WORK ORDER
Output nothing but the lines from the first line of the entries to the line with "The run finds no gap.", inclusive, exactly as they read.

****************

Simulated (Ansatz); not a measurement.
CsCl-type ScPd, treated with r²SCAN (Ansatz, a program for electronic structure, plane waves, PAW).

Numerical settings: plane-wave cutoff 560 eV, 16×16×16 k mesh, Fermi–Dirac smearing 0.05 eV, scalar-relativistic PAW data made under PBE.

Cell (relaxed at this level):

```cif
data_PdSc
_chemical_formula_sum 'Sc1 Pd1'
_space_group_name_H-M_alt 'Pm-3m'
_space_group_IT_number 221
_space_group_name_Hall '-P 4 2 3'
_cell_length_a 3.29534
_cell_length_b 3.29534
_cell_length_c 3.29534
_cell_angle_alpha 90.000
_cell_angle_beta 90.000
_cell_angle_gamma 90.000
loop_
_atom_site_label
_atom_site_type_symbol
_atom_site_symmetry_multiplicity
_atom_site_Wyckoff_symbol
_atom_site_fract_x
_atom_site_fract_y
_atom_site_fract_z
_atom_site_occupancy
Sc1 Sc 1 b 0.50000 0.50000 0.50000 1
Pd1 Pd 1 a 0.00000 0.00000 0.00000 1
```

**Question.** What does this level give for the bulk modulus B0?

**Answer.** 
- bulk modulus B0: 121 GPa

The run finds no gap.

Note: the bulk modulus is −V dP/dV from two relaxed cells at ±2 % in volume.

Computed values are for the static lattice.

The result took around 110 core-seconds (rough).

****************

RESPONSE
Simulated (Ansatz); not a measurement.
CsCl-type ScPd, treated with r²SCAN (Ansatz, a program for electronic structure, plane waves, PAW).

Numerical settings: plane-wave cutoff 560 eV, 16×16×16 k mesh, Fermi–Dirac smearing 0.05 eV, scalar-relativistic PAW data made under PBE.

Cell (relaxed at this level):

```cif
data_PdSc
_chemical_formula_sum 'Sc1 Pd1'
_space_group_name_H-M_alt 'Pm-3m'
_space_group_IT_number 221
_space_group_name_Hall '-P 4 2 3'
_cell_length_a 3.29534
_cell_length_b 3.29534
_cell_length_c 3.29534
_cell_angle_alpha 90.000
_cell_angle_beta 90.000
_cell_angle_gamma 90.000
loop_
_atom_site_label
_atom_site_type_symbol
_atom_site_symmetry_multiplicity
_atom_site_Wyckoff_symbol
_atom_site_fract_x
_atom_site_fract_y
_atom_site_fract_z
_atom_site_occupancy
Sc1 Sc 1 b 0.50000 0.50000 0.50000 1
Pd1 Pd 1 a 0.00000 0.00000 0.00000 1
```

**Question.** What does this level give for the bulk modulus B0?

**Answer.** 
- bulk modulus B0: 121 GPa

The run finds no gap.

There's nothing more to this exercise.